Action item —
Find the line with "0.5 | 0.0 | 48 |" in the entries below. Repeat it, every following line, and the line with "0.1 | 0.0 | 49 |", exactly and with nothing added.

=== Section Start ===

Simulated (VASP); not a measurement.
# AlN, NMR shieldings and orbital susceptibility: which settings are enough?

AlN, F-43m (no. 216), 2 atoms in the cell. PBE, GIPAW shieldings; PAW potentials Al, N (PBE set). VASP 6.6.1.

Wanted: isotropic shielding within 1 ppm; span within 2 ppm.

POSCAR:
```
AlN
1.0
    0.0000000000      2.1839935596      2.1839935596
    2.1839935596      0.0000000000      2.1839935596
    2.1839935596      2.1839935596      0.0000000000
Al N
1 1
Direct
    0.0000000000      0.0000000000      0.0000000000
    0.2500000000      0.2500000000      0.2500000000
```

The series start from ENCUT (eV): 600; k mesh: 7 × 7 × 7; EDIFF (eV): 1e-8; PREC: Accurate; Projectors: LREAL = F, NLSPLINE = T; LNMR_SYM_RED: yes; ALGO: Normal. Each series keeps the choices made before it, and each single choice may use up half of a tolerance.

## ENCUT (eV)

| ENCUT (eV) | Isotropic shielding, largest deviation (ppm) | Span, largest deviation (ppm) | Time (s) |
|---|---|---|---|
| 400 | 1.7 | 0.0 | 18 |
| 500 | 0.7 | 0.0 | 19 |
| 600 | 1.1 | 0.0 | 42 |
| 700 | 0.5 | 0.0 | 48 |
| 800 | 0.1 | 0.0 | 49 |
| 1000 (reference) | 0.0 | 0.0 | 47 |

=== Section End ===

Written reply —
| 700 | 0.5 | 0.0 | 48 |
| 800 | 0.1 | 0.0 | 49 |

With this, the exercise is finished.